= Beginning of Section =

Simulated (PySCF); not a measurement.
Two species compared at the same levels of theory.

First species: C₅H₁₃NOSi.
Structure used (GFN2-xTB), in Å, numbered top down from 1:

= End of Section =

Work task = Above are the records; repeat exactly the lines from the one holding "Two species compared" down to the one holding "First species: C₅H₁₃NOSi.", end lines included.

Worked solution =
Two species compared at the same levels of theory.

First species: C₅H₁₃NOSi.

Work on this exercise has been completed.